# DATA UNDER STUDY:
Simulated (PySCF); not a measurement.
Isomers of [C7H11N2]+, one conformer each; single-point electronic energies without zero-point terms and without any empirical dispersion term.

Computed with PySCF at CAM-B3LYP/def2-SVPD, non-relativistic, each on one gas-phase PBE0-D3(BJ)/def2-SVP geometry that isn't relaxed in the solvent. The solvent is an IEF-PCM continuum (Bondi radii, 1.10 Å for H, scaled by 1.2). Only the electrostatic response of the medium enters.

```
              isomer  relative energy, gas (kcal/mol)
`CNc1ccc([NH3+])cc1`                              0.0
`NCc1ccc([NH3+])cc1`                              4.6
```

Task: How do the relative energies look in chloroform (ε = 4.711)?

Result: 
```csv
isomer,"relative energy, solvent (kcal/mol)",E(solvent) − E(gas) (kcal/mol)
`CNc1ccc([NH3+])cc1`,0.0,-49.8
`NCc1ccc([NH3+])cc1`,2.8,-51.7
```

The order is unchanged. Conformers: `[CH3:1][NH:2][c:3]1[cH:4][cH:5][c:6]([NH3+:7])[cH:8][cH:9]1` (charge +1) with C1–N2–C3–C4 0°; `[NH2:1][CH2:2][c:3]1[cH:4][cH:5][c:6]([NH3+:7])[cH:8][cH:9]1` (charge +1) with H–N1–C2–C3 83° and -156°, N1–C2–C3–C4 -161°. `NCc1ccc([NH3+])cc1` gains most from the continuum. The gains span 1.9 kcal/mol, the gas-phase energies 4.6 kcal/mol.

# ASSIGNMENT:
The answer should be the first line of the material and every line after it through the line containing "Isomers of [C7H11N2]+, one", exactly as written, and nothing else.

# ANSWER SPACE:
Simulated (PySCF); not a measurement.
Isomers of [C7H11N2]+, one conformer each; single-point electronic energies without zero-point terms and without any empirical dispersion term.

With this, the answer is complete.